In the entries that follow, find the line containing "Alike in both"; from there, copy every line exactly through the line containing "LDA's correlation is".

» **SUPPLIED INFORMATION**:
▼
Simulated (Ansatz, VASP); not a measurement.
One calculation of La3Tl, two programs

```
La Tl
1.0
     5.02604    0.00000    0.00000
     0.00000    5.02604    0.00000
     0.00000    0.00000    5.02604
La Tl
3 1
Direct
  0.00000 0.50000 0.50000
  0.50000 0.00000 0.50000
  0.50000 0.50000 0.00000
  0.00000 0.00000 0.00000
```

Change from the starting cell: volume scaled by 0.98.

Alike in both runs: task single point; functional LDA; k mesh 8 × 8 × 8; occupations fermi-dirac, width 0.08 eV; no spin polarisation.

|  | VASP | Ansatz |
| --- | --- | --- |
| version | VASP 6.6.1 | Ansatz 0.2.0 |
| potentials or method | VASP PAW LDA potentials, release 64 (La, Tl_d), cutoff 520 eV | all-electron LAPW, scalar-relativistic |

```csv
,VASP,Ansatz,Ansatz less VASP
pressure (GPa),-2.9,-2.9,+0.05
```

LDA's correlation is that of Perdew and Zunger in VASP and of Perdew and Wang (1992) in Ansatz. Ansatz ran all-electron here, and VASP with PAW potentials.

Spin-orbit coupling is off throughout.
▲

» **WRITTEN RESPONSE**:
Alike in both runs: task single point; functional LDA; k mesh 8 × 8 × 8; occupations fermi-dirac, width 0.08 eV; no spin polarisation.

|  | VASP | Ansatz |
| --- | --- | --- |
| version | VASP 6.6.1 | Ansatz 0.2.0 |
| potentials or method | VASP PAW LDA potentials, release 64 (La, Tl_d), cutoff 520 eV | all-electron LAPW, scalar-relativistic |

```csv
,VASP,Ansatz,Ansatz less VASP
pressure (GPa),-2.9,-2.9,+0.05
```

LDA's correlation is that of Perdew and Zunger in VASP and of Perdew and Wang (1992) in Ansatz. Ansatz ran all-electron here, and VASP with PAW potentials.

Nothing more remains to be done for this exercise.